= Records shown =
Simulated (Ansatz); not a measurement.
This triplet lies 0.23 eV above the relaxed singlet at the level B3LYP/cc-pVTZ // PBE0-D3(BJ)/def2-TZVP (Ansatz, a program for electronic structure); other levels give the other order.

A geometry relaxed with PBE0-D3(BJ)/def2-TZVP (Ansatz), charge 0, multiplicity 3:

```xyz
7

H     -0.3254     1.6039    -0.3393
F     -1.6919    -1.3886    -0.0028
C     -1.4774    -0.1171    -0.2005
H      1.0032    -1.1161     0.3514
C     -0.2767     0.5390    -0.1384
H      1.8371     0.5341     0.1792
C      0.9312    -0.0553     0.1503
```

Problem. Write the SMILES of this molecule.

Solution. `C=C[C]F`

= Work order =
Please repeat the listing exactly, with nothing left out.

= Your solution =
Simulated (Ansatz); not a measurement.
This triplet lies 0.23 eV above the relaxed singlet at the level B3LYP/cc-pVTZ // PBE0-D3(BJ)/def2-TZVP (Ansatz, a program for electronic structure); other levels give the other order.

A geometry relaxed with PBE0-D3(BJ)/def2-TZVP (Ansatz), charge 0, multiplicity 3:

```xyz
7

H     -0.3254     1.6039    -0.3393
F     -1.6919    -1.3886    -0.0028
C     -1.4774    -0.1171    -0.2005
H      1.0032    -1.1161     0.3514
C     -0.2767     0.5390    -0.1384
H      1.8371     0.5341     0.1792
C      0.9312    -0.0553     0.1503
```

Problem. Write the SMILES of this molecule.

Solution. `C=C[C]F`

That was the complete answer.